Write the data out again so that it matches word for word.

Data shown →
----------

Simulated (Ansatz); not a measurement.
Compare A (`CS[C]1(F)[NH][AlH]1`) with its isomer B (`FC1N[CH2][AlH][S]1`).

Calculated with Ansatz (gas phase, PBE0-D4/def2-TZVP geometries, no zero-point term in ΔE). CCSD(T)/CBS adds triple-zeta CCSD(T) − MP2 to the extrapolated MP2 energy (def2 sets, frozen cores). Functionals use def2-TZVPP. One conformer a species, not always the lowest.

----------

Exercise response →
Simulated (Ansatz); not a measurement.
Compare A (`CS[C]1(F)[NH][AlH]1`) with its isomer B (`FC1N[CH2][AlH][S]1`).

Calculated with Ansatz (gas phase, PBE0-D4/def2-TZVP geometries, no zero-point term in ΔE). CCSD(T)/CBS adds triple-zeta CCSD(T) − MP2 to the extrapolated MP2 energy (def2 sets, frozen cores). Functionals use def2-TZVPP. One conformer a species, not always the lowest.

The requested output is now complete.